▶ [Work instruction]: Among the records that follow, find the line with "B. level PBE+D4; cutoff (eV) 600" and the line with "A (10.6 GPa).". Set down those lines and all lines between them exactly, without adding anything.

[[ Dataset, beginning ]]

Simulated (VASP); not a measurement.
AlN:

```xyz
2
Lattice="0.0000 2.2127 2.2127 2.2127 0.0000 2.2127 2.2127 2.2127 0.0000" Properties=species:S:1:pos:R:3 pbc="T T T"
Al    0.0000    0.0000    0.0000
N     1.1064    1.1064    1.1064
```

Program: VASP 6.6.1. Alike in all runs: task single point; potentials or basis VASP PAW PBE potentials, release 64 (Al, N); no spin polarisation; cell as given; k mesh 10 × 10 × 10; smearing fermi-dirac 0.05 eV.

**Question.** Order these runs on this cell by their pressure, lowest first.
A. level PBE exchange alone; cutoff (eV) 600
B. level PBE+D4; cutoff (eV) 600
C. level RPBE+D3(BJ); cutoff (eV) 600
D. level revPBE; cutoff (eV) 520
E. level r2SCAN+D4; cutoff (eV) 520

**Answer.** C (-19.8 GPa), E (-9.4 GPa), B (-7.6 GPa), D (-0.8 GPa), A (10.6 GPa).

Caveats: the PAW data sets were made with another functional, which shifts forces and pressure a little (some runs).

[[ Dataset, end ]]

▶ [Written answer]:
B. level PBE+D4; cutoff (eV) 600
C. level RPBE+D3(BJ); cutoff (eV) 600
D. level revPBE; cutoff (eV) 520
E. level r2SCAN+D4; cutoff (eV) 520

**Answer.** C (-19.8 GPa), E (-9.4 GPa), B (-7.6 GPa), D (-0.8 GPa), A (10.6 GPa).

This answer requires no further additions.